Material provided
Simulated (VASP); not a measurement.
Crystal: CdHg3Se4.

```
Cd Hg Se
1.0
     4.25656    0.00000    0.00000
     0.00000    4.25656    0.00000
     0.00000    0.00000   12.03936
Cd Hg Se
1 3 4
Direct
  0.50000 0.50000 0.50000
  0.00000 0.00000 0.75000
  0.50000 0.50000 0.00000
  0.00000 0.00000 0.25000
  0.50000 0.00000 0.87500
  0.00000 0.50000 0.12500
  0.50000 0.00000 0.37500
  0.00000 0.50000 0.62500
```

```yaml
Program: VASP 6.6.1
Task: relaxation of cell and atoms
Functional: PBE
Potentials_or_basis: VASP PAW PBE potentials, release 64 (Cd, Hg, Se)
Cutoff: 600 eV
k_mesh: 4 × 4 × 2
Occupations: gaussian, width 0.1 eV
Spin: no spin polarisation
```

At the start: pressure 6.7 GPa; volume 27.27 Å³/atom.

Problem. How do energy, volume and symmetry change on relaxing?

Work order
This exercise calls for every record above to be written out again exactly.

Written reply
Simulated (VASP); not a measurement.
Crystal: CdHg3Se4.

```
Cd Hg Se
1.0
     4.25656    0.00000    0.00000
     0.00000    4.25656    0.00000
     0.00000    0.00000   12.03936
Cd Hg Se
1 3 4
Direct
  0.50000 0.50000 0.50000
  0.00000 0.00000 0.75000
  0.50000 0.50000 0.00000
  0.00000 0.00000 0.25000
  0.50000 0.00000 0.87500
  0.00000 0.50000 0.12500
  0.50000 0.00000 0.37500
  0.00000 0.50000 0.62500
```

```yaml
Program: VASP 6.6.1
Task: relaxation of cell and atoms
Functional: PBE
Potentials_or_basis: VASP PAW PBE potentials, release 64 (Cd, Hg, Se)
Cutoff: 600 eV
k_mesh: 4 × 4 × 2
Occupations: gaussian, width 0.1 eV
Spin: no spin polarisation
```

At the start: pressure 6.7 GPa; volume 27.27 Å³/atom.

Problem. How do energy, volume and symmetry change on relaxing?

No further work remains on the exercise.